Work task:
When the line containing "Take AlPt (space" appears in the entries below, begin printing there and stop after the line containing "Calculations: PBEsol (Ansatz, a"; print each of those lines exactly and no other line.

Extracted entries:
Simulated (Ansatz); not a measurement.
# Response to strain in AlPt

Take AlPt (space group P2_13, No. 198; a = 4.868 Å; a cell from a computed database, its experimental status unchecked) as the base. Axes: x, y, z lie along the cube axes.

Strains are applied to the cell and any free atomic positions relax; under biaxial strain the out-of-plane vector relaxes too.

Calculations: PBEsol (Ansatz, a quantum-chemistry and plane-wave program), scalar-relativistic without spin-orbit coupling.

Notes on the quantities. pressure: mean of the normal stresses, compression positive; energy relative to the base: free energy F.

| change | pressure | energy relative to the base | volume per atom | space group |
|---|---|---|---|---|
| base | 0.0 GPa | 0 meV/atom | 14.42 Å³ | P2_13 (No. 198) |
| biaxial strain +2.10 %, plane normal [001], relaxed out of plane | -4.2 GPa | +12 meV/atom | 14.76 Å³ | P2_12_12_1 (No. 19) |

Solution:
Take AlPt (space group P2_13, No. 198; a = 4.868 Å; a cell from a computed database, its experimental status unchecked) as the base. Axes: x, y, z lie along the cube axes.

Strains are applied to the cell and any free atomic positions relax; under biaxial strain the out-of-plane vector relaxes too.

Calculations: PBEsol (Ansatz, a quantum-chemistry and plane-wave program), scalar-relativistic without spin-orbit coupling.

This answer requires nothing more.